WORK ITEM — What you give must be exactly the lines of the material from the first through the line that contains "C₂H₅NO₂Si, SMILES O[Si@@H]1C=NCO1.", inclusive, and no others.

DATASET RECORDS —
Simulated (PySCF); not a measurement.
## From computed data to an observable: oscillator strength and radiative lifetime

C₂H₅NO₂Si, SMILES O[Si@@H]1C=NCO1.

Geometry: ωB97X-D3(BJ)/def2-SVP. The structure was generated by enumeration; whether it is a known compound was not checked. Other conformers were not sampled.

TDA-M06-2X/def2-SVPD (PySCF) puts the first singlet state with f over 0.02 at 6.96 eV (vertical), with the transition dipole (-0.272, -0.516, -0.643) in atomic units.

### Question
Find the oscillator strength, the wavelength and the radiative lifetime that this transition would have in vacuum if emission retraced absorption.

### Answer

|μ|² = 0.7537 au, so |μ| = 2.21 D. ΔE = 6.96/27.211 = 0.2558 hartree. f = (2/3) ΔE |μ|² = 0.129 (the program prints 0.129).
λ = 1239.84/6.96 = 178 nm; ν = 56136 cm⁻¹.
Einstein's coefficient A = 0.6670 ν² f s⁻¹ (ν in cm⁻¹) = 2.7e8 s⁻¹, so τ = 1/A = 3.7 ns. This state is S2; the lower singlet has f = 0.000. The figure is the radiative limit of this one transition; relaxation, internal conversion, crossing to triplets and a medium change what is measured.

WRITTEN SOLUTION —
Simulated (PySCF); not a measurement.
## From computed data to an observable: oscillator strength and radiative lifetime

C₂H₅NO₂Si, SMILES O[Si@@H]1C=NCO1.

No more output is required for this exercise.